▶ _WORK ITEM_
Set down exactly the lines of the records from the top to the line containing "spin polarisation |"; include both.

___ MATERIAL PROVIDED ___
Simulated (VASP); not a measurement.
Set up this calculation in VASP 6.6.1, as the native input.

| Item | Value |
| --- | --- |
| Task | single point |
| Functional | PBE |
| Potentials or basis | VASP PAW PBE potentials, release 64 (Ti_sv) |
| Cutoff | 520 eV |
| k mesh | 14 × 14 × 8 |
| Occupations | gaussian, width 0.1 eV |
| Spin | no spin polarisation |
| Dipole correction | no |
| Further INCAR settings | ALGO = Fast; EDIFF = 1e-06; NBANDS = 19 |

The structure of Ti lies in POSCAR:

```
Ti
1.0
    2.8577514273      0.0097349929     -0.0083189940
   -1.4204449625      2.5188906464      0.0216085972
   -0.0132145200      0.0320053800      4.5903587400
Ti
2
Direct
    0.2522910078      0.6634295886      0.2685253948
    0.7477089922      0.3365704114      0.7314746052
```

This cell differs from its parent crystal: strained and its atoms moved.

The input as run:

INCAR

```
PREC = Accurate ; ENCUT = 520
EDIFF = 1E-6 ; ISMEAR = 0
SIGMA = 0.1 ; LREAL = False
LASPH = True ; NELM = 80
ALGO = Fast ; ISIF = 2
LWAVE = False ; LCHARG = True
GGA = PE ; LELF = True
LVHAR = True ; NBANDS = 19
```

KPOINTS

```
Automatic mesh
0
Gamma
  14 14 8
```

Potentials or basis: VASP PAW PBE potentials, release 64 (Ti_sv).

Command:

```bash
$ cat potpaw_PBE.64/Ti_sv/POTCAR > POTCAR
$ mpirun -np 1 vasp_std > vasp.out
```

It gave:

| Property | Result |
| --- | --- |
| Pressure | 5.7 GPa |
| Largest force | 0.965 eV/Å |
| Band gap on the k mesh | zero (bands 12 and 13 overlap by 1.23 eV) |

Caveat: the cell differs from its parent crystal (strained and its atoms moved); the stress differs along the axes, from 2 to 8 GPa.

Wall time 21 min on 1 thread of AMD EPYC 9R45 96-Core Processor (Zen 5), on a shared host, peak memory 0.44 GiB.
___

▶ _EXERCISE OUTPUT_
Simulated (VASP); not a measurement.
Set up this calculation in VASP 6.6.1, as the native input.

| Item | Value |
| --- | --- |
| Task | single point |
| Functional | PBE |
| Potentials or basis | VASP PAW PBE potentials, release 64 (Ti_sv) |
| Cutoff | 520 eV |
| k mesh | 14 × 14 × 8 |
| Occupations | gaussian, width 0.1 eV |
| Spin | no spin polarisation |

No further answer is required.